◆ **Assignment**
A faithful copy is needed. Set down all of the data below exactly.

◆ **Excerpted data**
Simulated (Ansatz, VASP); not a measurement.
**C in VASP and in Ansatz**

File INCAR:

◆ **Exercise answer**
Simulated (Ansatz, VASP); not a measurement.
**C in VASP and in Ansatz**

File INCAR:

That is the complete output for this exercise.